________________

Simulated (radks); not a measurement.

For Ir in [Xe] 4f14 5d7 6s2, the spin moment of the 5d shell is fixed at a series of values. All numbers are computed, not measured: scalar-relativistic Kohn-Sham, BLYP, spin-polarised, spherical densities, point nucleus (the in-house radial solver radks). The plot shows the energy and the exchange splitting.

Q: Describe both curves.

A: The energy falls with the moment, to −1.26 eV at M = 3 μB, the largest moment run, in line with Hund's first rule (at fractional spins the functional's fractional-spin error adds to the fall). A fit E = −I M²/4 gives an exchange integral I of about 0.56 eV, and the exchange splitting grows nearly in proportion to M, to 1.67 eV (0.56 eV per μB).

________________

## Activity:
Each line from the top of the records through the one with "Q: Describe both curves." should be returned exactly. Leave out everything else.

## Response:
Simulated (radks); not a measurement.

For Ir in [Xe] 4f14 5d7 6s2, the spin moment of the 5d shell is fixed at a series of values. All numbers are computed, not measured: scalar-relativistic Kohn-Sham, BLYP, spin-polarised, spherical densities, point nucleus (the in-house radial solver radks). The plot shows the energy and the exchange splitting.

Q: Describe both curves.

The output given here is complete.